### REQUIREMENT
Your answer must be the full listing, repeated word for word.

### DATA TO EXAMINE
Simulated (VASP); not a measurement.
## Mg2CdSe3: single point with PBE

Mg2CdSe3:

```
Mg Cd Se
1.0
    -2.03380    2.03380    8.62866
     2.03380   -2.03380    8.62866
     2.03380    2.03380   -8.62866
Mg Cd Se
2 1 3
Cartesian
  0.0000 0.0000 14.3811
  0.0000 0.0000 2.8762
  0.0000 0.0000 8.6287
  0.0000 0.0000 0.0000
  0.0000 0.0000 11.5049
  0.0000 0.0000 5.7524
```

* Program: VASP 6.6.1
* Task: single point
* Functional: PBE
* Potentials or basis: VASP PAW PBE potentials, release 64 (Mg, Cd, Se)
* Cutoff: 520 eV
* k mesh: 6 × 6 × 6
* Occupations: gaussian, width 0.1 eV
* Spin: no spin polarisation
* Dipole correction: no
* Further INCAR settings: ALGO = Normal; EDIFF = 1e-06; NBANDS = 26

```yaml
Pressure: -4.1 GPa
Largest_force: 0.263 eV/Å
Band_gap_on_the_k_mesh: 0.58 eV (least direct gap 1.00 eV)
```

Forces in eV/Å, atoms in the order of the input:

### ANSWER BOX
Simulated (VASP); not a measurement.
## Mg2CdSe3: single point with PBE

Mg2CdSe3:

```
Mg Cd Se
1.0
    -2.03380    2.03380    8.62866
     2.03380   -2.03380    8.62866
     2.03380    2.03380   -8.62866
Mg Cd Se
2 1 3
Cartesian
  0.0000 0.0000 14.3811
  0.0000 0.0000 2.8762
  0.0000 0.0000 8.6287
  0.0000 0.0000 0.0000
  0.0000 0.0000 11.5049
  0.0000 0.0000 5.7524
```

* Program: VASP 6.6.1
* Task: single point
* Functional: PBE
* Potentials or basis: VASP PAW PBE potentials, release 64 (Mg, Cd, Se)
* Cutoff: 520 eV
* k mesh: 6 × 6 × 6
* Occupations: gaussian, width 0.1 eV
* Spin: no spin polarisation
* Dipole correction: no
* Further INCAR settings: ALGO = Normal; EDIFF = 1e-06; NBANDS = 26

```yaml
Pressure: -4.1 GPa
Largest_force: 0.263 eV/Å
Band_gap_on_the_k_mesh: 0.58 eV (least direct gap 1.00 eV)
```

Forces in eV/Å, atoms in the order of the input:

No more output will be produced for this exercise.